Line by line, reproduce the records exactly.

- - - - - - -
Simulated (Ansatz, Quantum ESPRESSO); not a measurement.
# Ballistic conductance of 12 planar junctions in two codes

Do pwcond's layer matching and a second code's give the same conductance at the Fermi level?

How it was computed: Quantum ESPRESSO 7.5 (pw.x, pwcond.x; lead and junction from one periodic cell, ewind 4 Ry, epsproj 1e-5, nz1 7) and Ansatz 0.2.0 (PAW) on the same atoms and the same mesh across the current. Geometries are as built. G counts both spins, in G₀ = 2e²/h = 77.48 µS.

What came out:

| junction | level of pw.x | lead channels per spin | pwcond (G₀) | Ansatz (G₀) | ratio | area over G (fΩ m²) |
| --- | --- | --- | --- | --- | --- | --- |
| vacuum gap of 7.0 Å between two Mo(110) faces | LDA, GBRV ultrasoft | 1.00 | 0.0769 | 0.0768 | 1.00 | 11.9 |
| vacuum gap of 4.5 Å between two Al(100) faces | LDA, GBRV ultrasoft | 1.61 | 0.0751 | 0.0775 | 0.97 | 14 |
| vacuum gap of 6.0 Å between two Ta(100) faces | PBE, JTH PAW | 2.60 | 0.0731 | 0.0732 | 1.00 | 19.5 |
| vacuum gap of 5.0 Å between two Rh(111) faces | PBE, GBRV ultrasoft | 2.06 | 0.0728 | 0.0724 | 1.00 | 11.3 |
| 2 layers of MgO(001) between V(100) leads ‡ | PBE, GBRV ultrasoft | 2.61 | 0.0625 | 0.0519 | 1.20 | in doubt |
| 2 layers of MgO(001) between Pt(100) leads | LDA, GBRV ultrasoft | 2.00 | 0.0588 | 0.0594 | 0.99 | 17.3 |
- - - - - - -

● Response area:
Simulated (Ansatz, Quantum ESPRESSO); not a measurement.
# Ballistic conductance of 12 planar junctions in two codes

Do pwcond's layer matching and a second code's give the same conductance at the Fermi level?

How it was computed: Quantum ESPRESSO 7.5 (pw.x, pwcond.x; lead and junction from one periodic cell, ewind 4 Ry, epsproj 1e-5, nz1 7) and Ansatz 0.2.0 (PAW) on the same atoms and the same mesh across the current. Geometries are as built. G counts both spins, in G₀ = 2e²/h = 77.48 µS.

What came out:

| junction | level of pw.x | lead channels per spin | pwcond (G₀) | Ansatz (G₀) | ratio | area over G (fΩ m²) |
| --- | --- | --- | --- | --- | --- | --- |
| vacuum gap of 7.0 Å between two Mo(110) faces | LDA, GBRV ultrasoft | 1.00 | 0.0769 | 0.0768 | 1.00 | 11.9 |
| vacuum gap of 4.5 Å between two Al(100) faces | LDA, GBRV ultrasoft | 1.61 | 0.0751 | 0.0775 | 0.97 | 14 |
| vacuum gap of 6.0 Å between two Ta(100) faces | PBE, JTH PAW | 2.60 | 0.0731 | 0.0732 | 1.00 | 19.5 |
| vacuum gap of 5.0 Å between two Rh(111) faces | PBE, GBRV ultrasoft | 2.06 | 0.0728 | 0.0724 | 1.00 | 11.3 |
| 2 layers of MgO(001) between V(100) leads ‡ | PBE, GBRV ultrasoft | 2.61 | 0.0625 | 0.0519 | 1.20 | in doubt |
| 2 layers of MgO(001) between Pt(100) leads | LDA, GBRV ultrasoft | 2.00 | 0.0588 | 0.0594 | 0.99 | 17.3 |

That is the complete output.